**Work request**:
Within the data that follows, set down exactly the lines from the one containing "0.05 | -0.37688 |" through the one containing "D. −V exp(−r²/w²), V = 1.52, w = 5.33", both ends included.

**Data listing**:
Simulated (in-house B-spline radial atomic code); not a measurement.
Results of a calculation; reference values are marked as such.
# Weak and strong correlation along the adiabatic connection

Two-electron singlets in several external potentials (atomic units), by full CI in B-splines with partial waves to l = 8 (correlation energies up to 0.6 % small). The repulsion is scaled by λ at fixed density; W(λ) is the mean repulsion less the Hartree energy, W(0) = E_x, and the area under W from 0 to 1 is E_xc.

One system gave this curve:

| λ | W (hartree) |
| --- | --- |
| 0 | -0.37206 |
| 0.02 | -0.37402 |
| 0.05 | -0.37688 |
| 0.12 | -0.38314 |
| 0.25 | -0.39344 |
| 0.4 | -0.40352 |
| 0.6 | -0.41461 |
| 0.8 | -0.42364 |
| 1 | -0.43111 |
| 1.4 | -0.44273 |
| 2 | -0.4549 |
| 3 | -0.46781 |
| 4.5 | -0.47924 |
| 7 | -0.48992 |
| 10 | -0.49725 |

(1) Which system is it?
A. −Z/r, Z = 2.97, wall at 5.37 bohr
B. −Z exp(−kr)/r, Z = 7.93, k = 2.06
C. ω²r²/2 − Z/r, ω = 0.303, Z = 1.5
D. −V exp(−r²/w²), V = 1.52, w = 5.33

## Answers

**Task output**:
| 0.05 | -0.37688 |
| 0.12 | -0.38314 |
| 0.25 | -0.39344 |
| 0.4 | -0.40352 |
| 0.6 | -0.41461 |
| 0.8 | -0.42364 |
| 1 | -0.43111 |
| 1.4 | -0.44273 |
| 2 | -0.4549 |
| 3 | -0.46781 |
| 4.5 | -0.47924 |
| 7 | -0.48992 |
| 10 | -0.49725 |

(1) Which system is it?
A. −Z/r, Z = 2.97, wall at 5.37 bohr
B. −Z exp(−kr)/r, Z = 7.93, k = 2.06
C. ω²r²/2 − Z/r, ω = 0.303, Z = 1.5
D. −V exp(−r²/w²), V = 1.52, w = 5.33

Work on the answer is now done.